• MATERIAL SUPPLIED:
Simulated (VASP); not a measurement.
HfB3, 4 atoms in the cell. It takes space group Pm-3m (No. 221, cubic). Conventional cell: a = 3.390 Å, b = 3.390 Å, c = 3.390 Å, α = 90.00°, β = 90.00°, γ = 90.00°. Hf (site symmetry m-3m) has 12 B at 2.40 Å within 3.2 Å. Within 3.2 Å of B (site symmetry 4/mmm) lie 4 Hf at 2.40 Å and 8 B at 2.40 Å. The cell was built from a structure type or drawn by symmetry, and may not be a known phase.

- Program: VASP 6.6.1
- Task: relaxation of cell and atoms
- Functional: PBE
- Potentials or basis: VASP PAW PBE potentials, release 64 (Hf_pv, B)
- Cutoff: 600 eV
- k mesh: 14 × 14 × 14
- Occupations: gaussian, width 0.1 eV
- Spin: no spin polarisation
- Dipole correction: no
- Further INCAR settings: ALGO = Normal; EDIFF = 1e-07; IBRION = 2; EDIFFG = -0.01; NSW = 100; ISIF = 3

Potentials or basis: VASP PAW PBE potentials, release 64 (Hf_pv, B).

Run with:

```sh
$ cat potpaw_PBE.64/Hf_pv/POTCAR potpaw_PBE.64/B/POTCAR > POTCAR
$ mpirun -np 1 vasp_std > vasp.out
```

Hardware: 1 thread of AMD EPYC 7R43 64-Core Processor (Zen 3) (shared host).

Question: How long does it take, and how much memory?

• WORK INSTRUCTION: Your response must repeat the entries above exactly, in full.

• EXERCISE SOLUTION:
Simulated (VASP); not a measurement.
HfB3, 4 atoms in the cell. It takes space group Pm-3m (No. 221, cubic). Conventional cell: a = 3.390 Å, b = 3.390 Å, c = 3.390 Å, α = 90.00°, β = 90.00°, γ = 90.00°. Hf (site symmetry m-3m) has 12 B at 2.40 Å within 3.2 Å. Within 3.2 Å of B (site symmetry 4/mmm) lie 4 Hf at 2.40 Å and 8 B at 2.40 Å. The cell was built from a structure type or drawn by symmetry, and may not be a known phase.

- Program: VASP 6.6.1
- Task: relaxation of cell and atoms
- Functional: PBE
- Potentials or basis: VASP PAW PBE potentials, release 64 (Hf_pv, B)
- Cutoff: 600 eV
- k mesh: 14 × 14 × 14
- Occupations: gaussian, width 0.1 eV
- Spin: no spin polarisation
- Dipole correction: no
- Further INCAR settings: ALGO = Normal; EDIFF = 1e-07; IBRION = 2; EDIFFG = -0.01; NSW = 100; ISIF = 3

Potentials or basis: VASP PAW PBE potentials, release 64 (Hf_pv, B).

Run with:

```sh
$ cat potpaw_PBE.64/Hf_pv/POTCAR potpaw_PBE.64/B/POTCAR > POTCAR
$ mpirun -np 1 vasp_std > vasp.out
```

Hardware: 1 thread of AMD EPYC 7R43 64-Core Processor (Zen 3) (shared host).

Question: How long does it take, and how much memory?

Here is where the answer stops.